ASSIGNMENT
Among the lines below, take the one holding "no spin polarisation", the one holding "Hardware: 1 thread", and all lines between them. Set them down exactly.

☆ ☆ ☆ ☆ ☆

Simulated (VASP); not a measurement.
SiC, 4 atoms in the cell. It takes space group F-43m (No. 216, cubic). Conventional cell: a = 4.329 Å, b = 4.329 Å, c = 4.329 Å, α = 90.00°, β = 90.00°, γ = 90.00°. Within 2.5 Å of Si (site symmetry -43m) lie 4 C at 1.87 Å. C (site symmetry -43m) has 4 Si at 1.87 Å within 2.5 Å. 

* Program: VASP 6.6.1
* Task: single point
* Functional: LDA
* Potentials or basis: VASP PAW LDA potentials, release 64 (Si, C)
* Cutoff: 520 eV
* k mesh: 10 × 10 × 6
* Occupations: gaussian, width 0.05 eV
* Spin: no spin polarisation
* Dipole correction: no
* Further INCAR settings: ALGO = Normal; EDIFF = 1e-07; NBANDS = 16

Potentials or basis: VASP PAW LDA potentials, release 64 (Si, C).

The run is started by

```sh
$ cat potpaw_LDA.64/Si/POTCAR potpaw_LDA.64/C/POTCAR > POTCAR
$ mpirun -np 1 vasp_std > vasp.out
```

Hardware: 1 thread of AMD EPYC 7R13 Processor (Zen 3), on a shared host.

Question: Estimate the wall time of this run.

☆ ☆ ☆ ☆ ☆

WRITTEN ANSWER
* Spin: no spin polarisation
* Dipole correction: no
* Further INCAR settings: ALGO = Normal; EDIFF = 1e-07; NBANDS = 16

Potentials or basis: VASP PAW LDA potentials, release 64 (Si, C).

The run is started by

```sh
$ cat potpaw_LDA.64/Si/POTCAR potpaw_LDA.64/C/POTCAR > POTCAR
$ mpirun -np 1 vasp_std > vasp.out
```

Hardware: 1 thread of AMD EPYC 7R13 Processor (Zen 3), on a shared host.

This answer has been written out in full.